TASK ITEM
Line by line, restate the listing below without any change.

-.-.-
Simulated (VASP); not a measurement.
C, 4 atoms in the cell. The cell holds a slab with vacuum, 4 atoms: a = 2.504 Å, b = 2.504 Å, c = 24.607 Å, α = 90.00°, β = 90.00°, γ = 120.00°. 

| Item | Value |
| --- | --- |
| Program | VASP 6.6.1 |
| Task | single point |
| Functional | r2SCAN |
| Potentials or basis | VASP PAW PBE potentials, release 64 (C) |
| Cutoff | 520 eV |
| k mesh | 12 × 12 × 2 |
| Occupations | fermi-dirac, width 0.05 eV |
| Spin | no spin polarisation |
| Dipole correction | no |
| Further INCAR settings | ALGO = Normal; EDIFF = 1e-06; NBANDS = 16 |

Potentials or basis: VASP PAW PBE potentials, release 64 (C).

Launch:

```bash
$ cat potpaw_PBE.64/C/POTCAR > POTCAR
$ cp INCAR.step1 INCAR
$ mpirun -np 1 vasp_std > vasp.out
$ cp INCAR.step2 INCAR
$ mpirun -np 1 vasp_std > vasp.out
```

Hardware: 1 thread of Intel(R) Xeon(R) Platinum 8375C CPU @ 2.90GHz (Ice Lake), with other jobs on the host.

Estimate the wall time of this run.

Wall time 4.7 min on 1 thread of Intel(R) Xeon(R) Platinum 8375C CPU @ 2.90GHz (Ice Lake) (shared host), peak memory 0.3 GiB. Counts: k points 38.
-.-.-

ANSWER AREA
Simulated (VASP); not a measurement.
C, 4 atoms in the cell. The cell holds a slab with vacuum, 4 atoms: a = 2.504 Å, b = 2.504 Å, c = 24.607 Å, α = 90.00°, β = 90.00°, γ = 120.00°. 

| Item | Value |
| --- | --- |
| Program | VASP 6.6.1 |
| Task | single point |
| Functional | r2SCAN |
| Potentials or basis | VASP PAW PBE potentials, release 64 (C) |
| Cutoff | 520 eV |
| k mesh | 12 × 12 × 2 |
| Occupations | fermi-dirac, width 0.05 eV |
| Spin | no spin polarisation |
| Dipole correction | no |
| Further INCAR settings | ALGO = Normal; EDIFF = 1e-06; NBANDS = 16 |

Potentials or basis: VASP PAW PBE potentials, release 64 (C).

Launch:

```bash
$ cat potpaw_PBE.64/C/POTCAR > POTCAR
$ cp INCAR.step1 INCAR
$ mpirun -np 1 vasp_std > vasp.out
$ cp INCAR.step2 INCAR
$ mpirun -np 1 vasp_std > vasp.out
```

Hardware: 1 thread of Intel(R) Xeon(R) Platinum 8375C CPU @ 2.90GHz (Ice Lake), with other jobs on the host.

Estimate the wall time of this run.

Wall time 4.7 min on 1 thread of Intel(R) Xeon(R) Platinum 8375C CPU @ 2.90GHz (Ice Lake) (shared host), peak memory 0.3 GiB. Counts: k points 38.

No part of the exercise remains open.